▶ **Brief**
Every line of the records below from the line with "gap 7.24 eV) |" up to and including the line with "Caveat: the k" must be reproduced exactly, and no line outside that range.

START Records shown
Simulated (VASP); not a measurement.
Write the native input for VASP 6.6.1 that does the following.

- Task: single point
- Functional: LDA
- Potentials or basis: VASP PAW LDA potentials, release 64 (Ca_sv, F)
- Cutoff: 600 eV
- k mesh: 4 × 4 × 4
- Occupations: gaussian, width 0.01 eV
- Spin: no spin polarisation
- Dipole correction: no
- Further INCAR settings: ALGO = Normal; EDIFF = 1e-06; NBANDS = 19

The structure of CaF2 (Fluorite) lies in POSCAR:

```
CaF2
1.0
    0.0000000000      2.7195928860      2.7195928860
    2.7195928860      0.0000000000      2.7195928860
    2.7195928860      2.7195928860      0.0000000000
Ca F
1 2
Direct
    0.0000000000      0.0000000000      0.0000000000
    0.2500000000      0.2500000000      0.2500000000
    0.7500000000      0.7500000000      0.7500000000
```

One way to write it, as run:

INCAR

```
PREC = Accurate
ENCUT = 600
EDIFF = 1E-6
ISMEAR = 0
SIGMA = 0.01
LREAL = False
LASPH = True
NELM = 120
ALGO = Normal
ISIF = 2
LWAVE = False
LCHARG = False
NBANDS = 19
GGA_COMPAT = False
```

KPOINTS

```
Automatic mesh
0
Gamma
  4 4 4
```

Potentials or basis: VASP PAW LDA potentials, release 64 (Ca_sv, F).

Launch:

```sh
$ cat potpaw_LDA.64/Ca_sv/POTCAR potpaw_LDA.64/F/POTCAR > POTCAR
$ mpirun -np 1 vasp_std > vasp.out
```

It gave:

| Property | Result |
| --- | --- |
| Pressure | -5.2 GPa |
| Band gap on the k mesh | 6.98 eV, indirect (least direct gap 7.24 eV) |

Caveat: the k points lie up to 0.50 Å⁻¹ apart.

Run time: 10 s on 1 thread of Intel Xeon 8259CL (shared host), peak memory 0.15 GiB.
END Records shown

▶ **Answer section**
| Band gap on the k mesh | 6.98 eV, indirect (least direct gap 7.24 eV) |

Caveat: the k points lie up to 0.50 Å⁻¹ apart.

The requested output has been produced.